== Record set ==
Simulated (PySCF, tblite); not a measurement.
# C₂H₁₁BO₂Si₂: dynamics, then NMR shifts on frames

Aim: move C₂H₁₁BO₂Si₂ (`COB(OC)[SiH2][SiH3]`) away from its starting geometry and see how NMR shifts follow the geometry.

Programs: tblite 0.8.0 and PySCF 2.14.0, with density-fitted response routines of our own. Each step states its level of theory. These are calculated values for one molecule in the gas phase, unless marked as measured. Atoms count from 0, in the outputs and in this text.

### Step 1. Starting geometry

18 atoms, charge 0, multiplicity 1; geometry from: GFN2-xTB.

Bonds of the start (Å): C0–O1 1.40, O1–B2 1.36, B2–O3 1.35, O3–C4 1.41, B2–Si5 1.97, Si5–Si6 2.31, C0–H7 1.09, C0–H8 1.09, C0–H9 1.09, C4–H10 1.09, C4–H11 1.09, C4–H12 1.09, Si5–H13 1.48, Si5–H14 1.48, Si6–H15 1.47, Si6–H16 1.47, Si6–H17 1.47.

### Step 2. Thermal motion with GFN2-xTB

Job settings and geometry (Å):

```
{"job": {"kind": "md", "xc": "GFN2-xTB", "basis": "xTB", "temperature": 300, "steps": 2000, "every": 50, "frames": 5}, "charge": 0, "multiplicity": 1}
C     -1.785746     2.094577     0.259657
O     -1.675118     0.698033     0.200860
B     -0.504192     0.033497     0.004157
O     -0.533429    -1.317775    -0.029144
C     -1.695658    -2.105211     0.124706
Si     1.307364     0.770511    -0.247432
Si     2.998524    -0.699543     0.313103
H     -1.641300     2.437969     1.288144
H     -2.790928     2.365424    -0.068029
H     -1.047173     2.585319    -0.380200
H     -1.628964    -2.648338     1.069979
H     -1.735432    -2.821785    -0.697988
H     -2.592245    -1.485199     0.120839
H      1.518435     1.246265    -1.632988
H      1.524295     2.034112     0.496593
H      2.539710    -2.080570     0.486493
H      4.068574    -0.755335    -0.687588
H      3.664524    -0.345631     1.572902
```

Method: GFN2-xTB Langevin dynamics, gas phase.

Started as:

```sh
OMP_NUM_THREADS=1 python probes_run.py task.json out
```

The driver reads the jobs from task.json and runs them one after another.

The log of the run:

== Work item ==
One inclusive range is required: first line of the data through the line containing "The driver reads". Set it down exactly and output nothing else.

== Exercise response ==
Simulated (PySCF, tblite); not a measurement.
# C₂H₁₁BO₂Si₂: dynamics, then NMR shifts on frames

Aim: move C₂H₁₁BO₂Si₂ (`COB(OC)[SiH2][SiH3]`) away from its starting geometry and see how NMR shifts follow the geometry.

Programs: tblite 0.8.0 and PySCF 2.14.0, with density-fitted response routines of our own. Each step states its level of theory. These are calculated values for one molecule in the gas phase, unless marked as measured. Atoms count from 0, in the outputs and in this text.

### Step 1. Starting geometry

18 atoms, charge 0, multiplicity 1; geometry from: GFN2-xTB.

Bonds of the start (Å): C0–O1 1.40, O1–B2 1.36, B2–O3 1.35, O3–C4 1.41, B2–Si5 1.97, Si5–Si6 2.31, C0–H7 1.09, C0–H8 1.09, C0–H9 1.09, C4–H10 1.09, C4–H11 1.09, C4–H12 1.09, Si5–H13 1.48, Si5–H14 1.48, Si6–H15 1.47, Si6–H16 1.47, Si6–H17 1.47.

### Step 2. Thermal motion with GFN2-xTB

Job settings and geometry (Å):

```
{"job": {"kind": "md", "xc": "GFN2-xTB", "basis": "xTB", "temperature": 300, "steps": 2000, "every": 50, "frames": 5}, "charge": 0, "multiplicity": 1}
C     -1.785746     2.094577     0.259657
O     -1.675118     0.698033     0.200860
B     -0.504192     0.033497     0.004157
O     -0.533429    -1.317775    -0.029144
C     -1.695658    -2.105211     0.124706
Si     1.307364     0.770511    -0.247432
Si     2.998524    -0.699543     0.313103
H     -1.641300     2.437969     1.288144
H     -2.790928     2.365424    -0.068029
H     -1.047173     2.585319    -0.380200
H     -1.628964    -2.648338     1.069979
H     -1.735432    -2.821785    -0.697988
H     -2.592245    -1.485199     0.120839
H      1.518435     1.246265    -1.632988
H      1.524295     2.034112     0.496593
H      2.539710    -2.080570     0.486493
H      4.068574    -0.755335    -0.687588
H      3.664524    -0.345631     1.572902
```

Method: GFN2-xTB Langevin dynamics, gas phase.

Started as:

```sh
OMP_NUM_THREADS=1 python probes_run.py task.json out
```

The driver reads the jobs from task.json and runs them one after another.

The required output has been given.